== Segment start ==
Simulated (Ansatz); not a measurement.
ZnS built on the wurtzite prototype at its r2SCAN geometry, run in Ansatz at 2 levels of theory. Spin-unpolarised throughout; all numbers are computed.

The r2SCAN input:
== Segment end ==

TASK ITEM:
Copy all data exactly, start to finish.

EXPECTED ANSWER:
Simulated (Ansatz); not a measurement.
ZnS built on the wurtzite prototype at its r2SCAN geometry, run in Ansatz at 2 levels of theory. Spin-unpolarised throughout; all numbers are computed.

The r2SCAN input:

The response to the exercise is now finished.